Recorded data
== Segment start ==

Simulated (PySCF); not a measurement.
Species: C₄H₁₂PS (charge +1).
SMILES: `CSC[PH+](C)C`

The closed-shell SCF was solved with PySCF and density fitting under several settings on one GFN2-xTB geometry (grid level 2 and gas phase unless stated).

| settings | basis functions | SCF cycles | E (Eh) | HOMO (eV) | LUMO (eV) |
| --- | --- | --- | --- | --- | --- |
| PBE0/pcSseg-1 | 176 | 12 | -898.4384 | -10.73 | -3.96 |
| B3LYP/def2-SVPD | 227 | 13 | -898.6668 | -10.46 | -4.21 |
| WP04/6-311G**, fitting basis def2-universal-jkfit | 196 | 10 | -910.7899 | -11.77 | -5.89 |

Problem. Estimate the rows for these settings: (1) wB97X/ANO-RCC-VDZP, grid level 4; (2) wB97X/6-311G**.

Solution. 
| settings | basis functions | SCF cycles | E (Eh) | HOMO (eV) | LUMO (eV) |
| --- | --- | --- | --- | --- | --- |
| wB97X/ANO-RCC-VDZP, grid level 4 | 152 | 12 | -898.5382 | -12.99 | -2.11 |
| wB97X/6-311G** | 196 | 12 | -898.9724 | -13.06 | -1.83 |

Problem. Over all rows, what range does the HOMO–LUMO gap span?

== Segment end ==

Work task
For this exercise, output exactly the lines above from the line with "-10.46 | -4.21 |" to the line with "-13.06 | -1.83 |", counting both, and leave out the rest.

Worked solution
| B3LYP/def2-SVPD | 227 | 13 | -898.6668 | -10.46 | -4.21 |
| WP04/6-311G**, fitting basis def2-universal-jkfit | 196 | 10 | -910.7899 | -11.77 | -5.89 |

Problem. Estimate the rows for these settings: (1) wB97X/ANO-RCC-VDZP, grid level 4; (2) wB97X/6-311G**.

Solution. 
| settings | basis functions | SCF cycles | E (Eh) | HOMO (eV) | LUMO (eV) |
| --- | --- | --- | --- | --- | --- |
| wB97X/ANO-RCC-VDZP, grid level 4 | 152 | 12 | -898.5382 | -12.99 | -2.11 |
| wB97X/6-311G** | 196 | 12 | -898.9724 | -13.06 | -1.83 |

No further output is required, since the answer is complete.